_WORK ORDER_:
The data should be restated word for word, in full.

((

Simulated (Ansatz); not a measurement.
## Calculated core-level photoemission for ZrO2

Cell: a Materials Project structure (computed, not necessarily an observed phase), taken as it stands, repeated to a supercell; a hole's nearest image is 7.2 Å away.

))

_WRITTEN SOLUTION_:
Simulated (Ansatz); not a measurement.
## Calculated core-level photoemission for ZrO2

Cell: a Materials Project structure (computed, not necessarily an observed phase), taken as it stands, repeated to a supercell; a hole's nearest image is 7.2 Å away.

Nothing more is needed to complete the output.